**Listed records:**
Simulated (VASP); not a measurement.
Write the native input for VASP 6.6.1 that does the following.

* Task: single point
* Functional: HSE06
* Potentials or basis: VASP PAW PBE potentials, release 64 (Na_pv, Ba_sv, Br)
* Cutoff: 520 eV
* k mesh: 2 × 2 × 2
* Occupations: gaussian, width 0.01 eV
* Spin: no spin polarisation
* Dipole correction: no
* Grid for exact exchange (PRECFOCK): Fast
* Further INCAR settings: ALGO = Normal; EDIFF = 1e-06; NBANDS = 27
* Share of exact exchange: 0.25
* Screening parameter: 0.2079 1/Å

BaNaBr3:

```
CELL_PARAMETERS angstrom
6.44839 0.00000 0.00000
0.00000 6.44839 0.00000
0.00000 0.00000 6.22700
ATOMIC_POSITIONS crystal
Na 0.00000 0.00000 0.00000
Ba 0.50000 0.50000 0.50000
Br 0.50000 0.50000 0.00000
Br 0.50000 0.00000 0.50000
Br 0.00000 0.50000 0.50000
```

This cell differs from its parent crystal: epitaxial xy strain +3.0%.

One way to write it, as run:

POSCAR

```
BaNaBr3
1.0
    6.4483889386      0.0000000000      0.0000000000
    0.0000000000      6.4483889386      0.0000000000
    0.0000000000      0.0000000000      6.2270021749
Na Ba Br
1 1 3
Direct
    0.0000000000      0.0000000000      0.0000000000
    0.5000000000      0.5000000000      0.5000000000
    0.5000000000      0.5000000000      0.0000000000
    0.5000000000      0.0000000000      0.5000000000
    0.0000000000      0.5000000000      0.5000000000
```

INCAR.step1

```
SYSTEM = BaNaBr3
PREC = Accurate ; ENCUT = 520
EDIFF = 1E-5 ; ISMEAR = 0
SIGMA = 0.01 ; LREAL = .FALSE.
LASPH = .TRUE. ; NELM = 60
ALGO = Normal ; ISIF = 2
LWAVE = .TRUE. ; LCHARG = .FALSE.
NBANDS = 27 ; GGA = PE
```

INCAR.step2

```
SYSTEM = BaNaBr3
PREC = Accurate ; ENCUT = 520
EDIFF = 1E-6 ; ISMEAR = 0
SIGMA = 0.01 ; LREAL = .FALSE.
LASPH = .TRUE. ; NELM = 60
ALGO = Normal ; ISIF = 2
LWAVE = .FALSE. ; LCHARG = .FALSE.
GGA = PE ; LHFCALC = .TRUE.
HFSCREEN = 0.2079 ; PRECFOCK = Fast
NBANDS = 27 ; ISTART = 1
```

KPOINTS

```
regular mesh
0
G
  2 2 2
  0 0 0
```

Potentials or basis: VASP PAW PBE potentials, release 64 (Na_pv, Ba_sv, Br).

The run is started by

**Activity:** Retype every line of the listing, word for word, from its opening line to the line that holds "no spin polarisation", and include that last line too.

**Reply:**
Simulated (VASP); not a measurement.
Write the native input for VASP 6.6.1 that does the following.

* Task: single point
* Functional: HSE06
* Potentials or basis: VASP PAW PBE potentials, release 64 (Na_pv, Ba_sv, Br)
* Cutoff: 520 eV
* k mesh: 2 × 2 × 2
* Occupations: gaussian, width 0.01 eV
* Spin: no spin polarisation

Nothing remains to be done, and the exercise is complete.